- ACTION ITEM: Only one span of the listing below should come back. It runs from the line with "R = 6.509 Å |" through the line with "-0.9435 | -0.3354 |", and each of its lines must be reproduced exactly.

···

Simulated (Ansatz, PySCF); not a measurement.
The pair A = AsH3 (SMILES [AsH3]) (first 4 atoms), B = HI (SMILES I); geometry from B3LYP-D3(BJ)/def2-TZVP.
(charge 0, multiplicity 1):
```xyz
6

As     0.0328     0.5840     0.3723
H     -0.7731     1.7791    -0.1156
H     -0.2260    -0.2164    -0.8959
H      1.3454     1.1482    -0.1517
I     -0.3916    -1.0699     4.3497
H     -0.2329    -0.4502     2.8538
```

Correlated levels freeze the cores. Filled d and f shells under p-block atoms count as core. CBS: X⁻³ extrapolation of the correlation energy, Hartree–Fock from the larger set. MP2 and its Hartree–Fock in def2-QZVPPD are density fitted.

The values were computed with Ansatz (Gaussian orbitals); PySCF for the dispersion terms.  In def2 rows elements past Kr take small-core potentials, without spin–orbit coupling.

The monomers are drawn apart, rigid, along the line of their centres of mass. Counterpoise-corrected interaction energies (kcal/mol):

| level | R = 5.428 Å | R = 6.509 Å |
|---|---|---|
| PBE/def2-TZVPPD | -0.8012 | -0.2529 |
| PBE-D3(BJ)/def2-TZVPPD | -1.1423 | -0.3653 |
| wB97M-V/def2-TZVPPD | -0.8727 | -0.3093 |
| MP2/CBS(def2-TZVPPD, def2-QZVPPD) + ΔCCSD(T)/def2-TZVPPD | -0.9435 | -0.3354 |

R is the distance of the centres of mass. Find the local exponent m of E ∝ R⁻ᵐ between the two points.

···

- YOUR SOLUTION:
| level | R = 5.428 Å | R = 6.509 Å |
|---|---|---|
| PBE/def2-TZVPPD | -0.8012 | -0.2529 |
| PBE-D3(BJ)/def2-TZVPPD | -1.1423 | -0.3653 |
| wB97M-V/def2-TZVPPD | -0.8727 | -0.3093 |
| MP2/CBS(def2-TZVPPD, def2-QZVPPD) + ΔCCSD(T)/def2-TZVPPD | -0.9435 | -0.3354 |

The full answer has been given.